Start of Block

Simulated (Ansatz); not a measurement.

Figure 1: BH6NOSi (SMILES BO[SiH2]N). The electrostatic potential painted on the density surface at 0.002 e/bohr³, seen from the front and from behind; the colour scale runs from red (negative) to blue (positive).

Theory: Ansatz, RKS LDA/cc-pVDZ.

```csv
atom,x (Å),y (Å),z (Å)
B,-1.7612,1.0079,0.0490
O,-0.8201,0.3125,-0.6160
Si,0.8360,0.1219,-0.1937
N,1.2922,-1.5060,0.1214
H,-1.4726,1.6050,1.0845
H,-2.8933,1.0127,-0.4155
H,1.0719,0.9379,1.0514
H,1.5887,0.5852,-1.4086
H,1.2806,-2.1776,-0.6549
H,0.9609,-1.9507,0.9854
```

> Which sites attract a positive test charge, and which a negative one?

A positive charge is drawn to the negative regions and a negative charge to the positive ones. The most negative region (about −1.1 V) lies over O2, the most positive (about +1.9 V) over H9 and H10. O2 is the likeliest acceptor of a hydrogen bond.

End of Block

§ **Work order**
Reproduce exactly the lines from the beginning of the entries above up to and including the line that contains "Figure 1: BH6NOSi".

§ **Reply**
Simulated (Ansatz); not a measurement.

Figure 1: BH6NOSi (SMILES BO[SiH2]N). The electrostatic potential painted on the density surface at 0.002 e/bohr³, seen from the front and from behind; the colour scale runs from red (negative) to blue (positive).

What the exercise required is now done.